__________________________________________________

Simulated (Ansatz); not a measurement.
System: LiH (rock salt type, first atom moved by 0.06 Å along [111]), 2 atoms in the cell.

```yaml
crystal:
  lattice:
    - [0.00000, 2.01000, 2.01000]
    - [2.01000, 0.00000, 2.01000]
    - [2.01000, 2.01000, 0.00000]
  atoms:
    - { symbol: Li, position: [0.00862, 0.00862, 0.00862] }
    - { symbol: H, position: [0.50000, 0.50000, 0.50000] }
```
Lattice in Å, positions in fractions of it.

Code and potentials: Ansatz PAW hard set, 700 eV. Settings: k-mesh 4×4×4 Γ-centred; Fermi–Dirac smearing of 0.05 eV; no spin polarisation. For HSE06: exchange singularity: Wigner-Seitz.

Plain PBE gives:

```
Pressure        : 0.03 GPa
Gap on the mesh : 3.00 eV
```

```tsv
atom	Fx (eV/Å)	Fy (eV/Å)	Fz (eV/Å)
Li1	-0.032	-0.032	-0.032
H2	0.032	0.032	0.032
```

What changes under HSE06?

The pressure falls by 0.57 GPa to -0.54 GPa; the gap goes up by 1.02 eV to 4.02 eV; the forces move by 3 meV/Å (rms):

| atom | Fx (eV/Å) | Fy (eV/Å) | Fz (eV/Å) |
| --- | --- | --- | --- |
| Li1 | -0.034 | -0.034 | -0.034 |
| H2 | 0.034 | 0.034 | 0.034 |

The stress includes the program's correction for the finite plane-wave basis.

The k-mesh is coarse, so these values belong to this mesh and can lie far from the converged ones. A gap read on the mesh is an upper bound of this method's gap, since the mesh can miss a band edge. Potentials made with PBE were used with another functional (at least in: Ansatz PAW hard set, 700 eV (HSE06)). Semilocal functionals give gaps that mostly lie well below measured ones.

__________________________________________________

_Assignment:_ Repeat every line exactly, starting with the first line of the entries, and stop once the line containing "Lattice in Å, positions in fractions of it." has been given.

_Worked solution:_
Simulated (Ansatz); not a measurement.
System: LiH (rock salt type, first atom moved by 0.06 Å along [111]), 2 atoms in the cell.

```yaml
crystal:
  lattice:
    - [0.00000, 2.01000, 2.01000]
    - [2.01000, 0.00000, 2.01000]
    - [2.01000, 2.01000, 0.00000]
  atoms:
    - { symbol: Li, position: [0.00862, 0.00862, 0.00862] }
    - { symbol: H, position: [0.50000, 0.50000, 0.50000] }
```
Lattice in Å, positions in fractions of it.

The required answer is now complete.